<<<<
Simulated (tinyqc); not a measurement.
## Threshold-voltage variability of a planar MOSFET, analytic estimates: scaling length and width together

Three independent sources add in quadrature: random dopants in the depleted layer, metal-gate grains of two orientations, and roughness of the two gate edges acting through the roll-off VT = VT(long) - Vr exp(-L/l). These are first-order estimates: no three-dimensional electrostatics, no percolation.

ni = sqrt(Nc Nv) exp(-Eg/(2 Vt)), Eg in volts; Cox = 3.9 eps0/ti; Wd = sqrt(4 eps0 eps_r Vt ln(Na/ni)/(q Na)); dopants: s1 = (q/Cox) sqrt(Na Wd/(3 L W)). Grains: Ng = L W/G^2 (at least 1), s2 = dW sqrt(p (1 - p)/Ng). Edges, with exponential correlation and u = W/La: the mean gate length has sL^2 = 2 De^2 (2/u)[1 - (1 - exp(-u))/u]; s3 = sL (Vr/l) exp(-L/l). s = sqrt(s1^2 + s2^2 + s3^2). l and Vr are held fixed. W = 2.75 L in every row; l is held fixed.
>>>>

▶ WORK REQUEST
Although the records may continue, retype only the lines from the first one through the one containing "Three independent sources", exactly as they appear.

▶ ANSWER SECTION
Simulated (tinyqc); not a measurement.
## Threshold-voltage variability of a planar MOSFET, analytic estimates: scaling length and width together

Three independent sources add in quadrature: random dopants in the depleted layer, metal-gate grains of two orientations, and roughness of the two gate edges acting through the roll-off VT = VT(long) - Vr exp(-L/l). These are first-order estimates: no three-dimensional electrostatics, no percolation.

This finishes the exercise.